◆ ◆ ◆

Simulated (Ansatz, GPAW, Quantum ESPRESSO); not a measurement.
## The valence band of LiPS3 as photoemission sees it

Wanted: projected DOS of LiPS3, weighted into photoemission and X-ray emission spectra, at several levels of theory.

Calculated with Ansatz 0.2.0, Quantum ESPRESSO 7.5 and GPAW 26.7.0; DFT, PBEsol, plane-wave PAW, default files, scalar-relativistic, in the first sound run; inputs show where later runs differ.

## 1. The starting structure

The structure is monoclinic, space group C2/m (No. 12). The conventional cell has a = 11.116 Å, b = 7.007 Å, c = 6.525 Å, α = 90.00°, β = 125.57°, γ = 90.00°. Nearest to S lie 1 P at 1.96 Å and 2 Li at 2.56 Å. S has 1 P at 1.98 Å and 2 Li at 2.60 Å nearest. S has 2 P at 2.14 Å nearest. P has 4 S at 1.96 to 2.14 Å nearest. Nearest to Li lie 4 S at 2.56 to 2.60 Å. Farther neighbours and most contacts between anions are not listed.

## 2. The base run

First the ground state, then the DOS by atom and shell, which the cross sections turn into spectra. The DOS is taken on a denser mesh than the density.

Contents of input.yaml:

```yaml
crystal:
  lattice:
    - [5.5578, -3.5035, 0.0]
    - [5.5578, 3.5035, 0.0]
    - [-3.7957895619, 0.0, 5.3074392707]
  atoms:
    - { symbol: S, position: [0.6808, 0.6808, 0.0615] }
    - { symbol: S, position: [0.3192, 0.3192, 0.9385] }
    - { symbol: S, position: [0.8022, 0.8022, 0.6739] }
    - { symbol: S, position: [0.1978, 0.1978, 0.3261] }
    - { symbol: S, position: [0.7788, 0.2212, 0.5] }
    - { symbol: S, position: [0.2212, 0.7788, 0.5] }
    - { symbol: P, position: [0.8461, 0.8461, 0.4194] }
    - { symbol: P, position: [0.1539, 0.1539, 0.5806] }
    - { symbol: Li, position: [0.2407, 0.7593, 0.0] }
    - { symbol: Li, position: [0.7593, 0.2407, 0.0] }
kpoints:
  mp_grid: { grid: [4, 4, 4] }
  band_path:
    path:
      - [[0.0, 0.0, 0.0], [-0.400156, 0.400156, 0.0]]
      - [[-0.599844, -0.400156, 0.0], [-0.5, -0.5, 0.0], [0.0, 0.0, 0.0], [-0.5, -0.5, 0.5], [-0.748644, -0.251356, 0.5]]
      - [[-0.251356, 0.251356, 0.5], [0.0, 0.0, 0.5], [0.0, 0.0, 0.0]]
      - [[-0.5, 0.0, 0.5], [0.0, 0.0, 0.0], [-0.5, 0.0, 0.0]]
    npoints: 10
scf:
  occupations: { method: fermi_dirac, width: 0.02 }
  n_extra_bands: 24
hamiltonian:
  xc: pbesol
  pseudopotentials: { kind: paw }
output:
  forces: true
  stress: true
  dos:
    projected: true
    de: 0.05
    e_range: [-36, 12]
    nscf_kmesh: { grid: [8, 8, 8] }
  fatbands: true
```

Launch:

◆ ◆ ◆

● Required action
Please repeat word for word the lines above that run from the beginning through the line containing "Wanted: projected DOS", keeping both the first and that last line.

● Exercise answer
Simulated (Ansatz, GPAW, Quantum ESPRESSO); not a measurement.
## The valence band of LiPS3 as photoemission sees it

Wanted: projected DOS of LiPS3, weighted into photoemission and X-ray emission spectra, at several levels of theory.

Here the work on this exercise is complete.